_INFORMATION SUPPLIED_:
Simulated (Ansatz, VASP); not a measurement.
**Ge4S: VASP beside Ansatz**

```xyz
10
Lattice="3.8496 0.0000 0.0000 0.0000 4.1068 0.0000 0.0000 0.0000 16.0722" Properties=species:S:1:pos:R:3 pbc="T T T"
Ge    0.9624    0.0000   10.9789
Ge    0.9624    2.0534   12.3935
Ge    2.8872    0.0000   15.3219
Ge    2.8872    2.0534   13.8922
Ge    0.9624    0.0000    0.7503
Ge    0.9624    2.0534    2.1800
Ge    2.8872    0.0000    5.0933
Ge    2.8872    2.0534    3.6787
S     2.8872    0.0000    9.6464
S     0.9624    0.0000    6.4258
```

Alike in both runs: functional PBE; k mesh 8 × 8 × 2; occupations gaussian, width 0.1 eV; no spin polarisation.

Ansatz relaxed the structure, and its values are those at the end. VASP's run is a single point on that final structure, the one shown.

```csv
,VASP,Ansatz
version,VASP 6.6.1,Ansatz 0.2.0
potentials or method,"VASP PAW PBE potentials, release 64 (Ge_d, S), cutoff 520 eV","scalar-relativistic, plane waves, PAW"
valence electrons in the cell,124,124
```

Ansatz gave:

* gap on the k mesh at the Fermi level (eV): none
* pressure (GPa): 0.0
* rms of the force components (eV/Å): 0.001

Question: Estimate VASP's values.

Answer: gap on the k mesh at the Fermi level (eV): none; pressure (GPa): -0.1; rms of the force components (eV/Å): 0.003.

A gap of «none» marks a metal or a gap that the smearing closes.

_WORK INSTRUCTION_: Could you repeat all of the material above exactly?

_REPLY_:
Simulated (Ansatz, VASP); not a measurement.
**Ge4S: VASP beside Ansatz**

```xyz
10
Lattice="3.8496 0.0000 0.0000 0.0000 4.1068 0.0000 0.0000 0.0000 16.0722" Properties=species:S:1:pos:R:3 pbc="T T T"
Ge    0.9624    0.0000   10.9789
Ge    0.9624    2.0534   12.3935
Ge    2.8872    0.0000   15.3219
Ge    2.8872    2.0534   13.8922
Ge    0.9624    0.0000    0.7503
Ge    0.9624    2.0534    2.1800
Ge    2.8872    0.0000    5.0933
Ge    2.8872    2.0534    3.6787
S     2.8872    0.0000    9.6464
S     0.9624    0.0000    6.4258
```

Alike in both runs: functional PBE; k mesh 8 × 8 × 2; occupations gaussian, width 0.1 eV; no spin polarisation.

Ansatz relaxed the structure, and its values are those at the end. VASP's run is a single point on that final structure, the one shown.

```csv
,VASP,Ansatz
version,VASP 6.6.1,Ansatz 0.2.0
potentials or method,"VASP PAW PBE potentials, release 64 (Ge_d, S), cutoff 520 eV","scalar-relativistic, plane waves, PAW"
valence electrons in the cell,124,124
```

Ansatz gave:

* gap on the k mesh at the Fermi level (eV): none
* pressure (GPa): 0.0
* rms of the force components (eV/Å): 0.001

Question: Estimate VASP's values.

Answer: gap on the k mesh at the Fermi level (eV): none; pressure (GPa): -0.1; rms of the force components (eV/Å): 0.003.

A gap of «none» marks a metal or a gap that the smearing closes.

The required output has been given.